Work task
Start at the first line of the material below and retype each line through the one containing "0(0,0) | 7451.0 |", exactly.

Given data
*** Begin section ***
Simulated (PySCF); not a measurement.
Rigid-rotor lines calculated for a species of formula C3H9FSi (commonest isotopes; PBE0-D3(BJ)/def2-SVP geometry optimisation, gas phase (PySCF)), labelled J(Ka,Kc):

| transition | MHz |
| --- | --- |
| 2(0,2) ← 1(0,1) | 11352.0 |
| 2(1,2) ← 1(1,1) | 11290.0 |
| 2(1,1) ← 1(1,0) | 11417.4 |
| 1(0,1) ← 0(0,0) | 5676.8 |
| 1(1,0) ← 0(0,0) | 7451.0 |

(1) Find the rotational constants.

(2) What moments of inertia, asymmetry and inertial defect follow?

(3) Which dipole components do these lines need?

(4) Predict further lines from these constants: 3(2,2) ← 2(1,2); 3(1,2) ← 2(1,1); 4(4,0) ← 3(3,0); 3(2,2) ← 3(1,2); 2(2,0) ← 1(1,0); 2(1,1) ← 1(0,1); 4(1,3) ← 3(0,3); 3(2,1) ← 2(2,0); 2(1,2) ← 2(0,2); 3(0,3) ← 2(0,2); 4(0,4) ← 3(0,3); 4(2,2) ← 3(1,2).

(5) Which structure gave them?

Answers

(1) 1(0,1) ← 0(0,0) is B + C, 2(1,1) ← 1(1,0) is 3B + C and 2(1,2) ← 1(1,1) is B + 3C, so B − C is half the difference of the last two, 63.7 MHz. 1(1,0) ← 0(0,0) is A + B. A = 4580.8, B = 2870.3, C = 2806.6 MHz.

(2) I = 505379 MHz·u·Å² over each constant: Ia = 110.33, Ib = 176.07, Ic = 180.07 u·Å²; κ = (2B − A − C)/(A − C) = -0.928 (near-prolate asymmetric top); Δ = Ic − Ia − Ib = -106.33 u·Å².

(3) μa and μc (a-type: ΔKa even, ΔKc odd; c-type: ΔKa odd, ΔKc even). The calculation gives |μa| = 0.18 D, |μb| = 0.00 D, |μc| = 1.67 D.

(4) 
*** End section ***

Task answer
Simulated (PySCF); not a measurement.
Rigid-rotor lines calculated for a species of formula C3H9FSi (commonest isotopes; PBE0-D3(BJ)/def2-SVP geometry optimisation, gas phase (PySCF)), labelled J(Ka,Kc):

| transition | MHz |
| --- | --- |
| 2(0,2) ← 1(0,1) | 11352.0 |
| 2(1,2) ← 1(1,1) | 11290.0 |
| 2(1,1) ← 1(1,0) | 11417.4 |
| 1(0,1) ← 0(0,0) | 5676.8 |
| 1(1,0) ← 0(0,0) | 7451.0 |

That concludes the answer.